EXTRACTED MATERIAL
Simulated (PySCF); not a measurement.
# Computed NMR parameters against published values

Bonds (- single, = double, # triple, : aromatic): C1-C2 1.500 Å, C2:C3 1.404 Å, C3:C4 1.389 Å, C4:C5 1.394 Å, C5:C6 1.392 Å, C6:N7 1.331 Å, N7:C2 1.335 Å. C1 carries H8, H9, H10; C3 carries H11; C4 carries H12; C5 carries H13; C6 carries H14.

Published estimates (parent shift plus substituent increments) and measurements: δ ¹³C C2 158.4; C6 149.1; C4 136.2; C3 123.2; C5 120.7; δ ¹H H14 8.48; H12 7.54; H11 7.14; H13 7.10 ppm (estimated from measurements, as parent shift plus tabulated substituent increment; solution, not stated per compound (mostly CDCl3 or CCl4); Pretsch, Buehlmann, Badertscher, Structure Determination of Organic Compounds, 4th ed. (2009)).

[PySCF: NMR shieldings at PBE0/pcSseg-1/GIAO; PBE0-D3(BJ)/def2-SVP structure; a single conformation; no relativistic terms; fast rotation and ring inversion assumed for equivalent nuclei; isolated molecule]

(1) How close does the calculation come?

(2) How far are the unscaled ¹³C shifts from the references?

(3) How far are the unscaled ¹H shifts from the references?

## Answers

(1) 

WORK ORDER
Each entry must appear again in the answer exactly as written.

EXERCISE OUTPUT
Simulated (PySCF); not a measurement.
# Computed NMR parameters against published values

Bonds (- single, = double, # triple, : aromatic): C1-C2 1.500 Å, C2:C3 1.404 Å, C3:C4 1.389 Å, C4:C5 1.394 Å, C5:C6 1.392 Å, C6:N7 1.331 Å, N7:C2 1.335 Å. C1 carries H8, H9, H10; C3 carries H11; C4 carries H12; C5 carries H13; C6 carries H14.

Published estimates (parent shift plus substituent increments) and measurements: δ ¹³C C2 158.4; C6 149.1; C4 136.2; C3 123.2; C5 120.7; δ ¹H H14 8.48; H12 7.54; H11 7.14; H13 7.10 ppm (estimated from measurements, as parent shift plus tabulated substituent increment; solution, not stated per compound (mostly CDCl3 or CCl4); Pretsch, Buehlmann, Badertscher, Structure Determination of Organic Compounds, 4th ed. (2009)).

[PySCF: NMR shieldings at PBE0/pcSseg-1/GIAO; PBE0-D3(BJ)/def2-SVP structure; a single conformation; no relativistic terms; fast rotation and ring inversion assumed for equivalent nuclei; isolated molecule]

(1) How close does the calculation come?

(2) How far are the unscaled ¹³C shifts from the references?

(3) How far are the unscaled ¹H shifts from the references?

## Answers

(1) 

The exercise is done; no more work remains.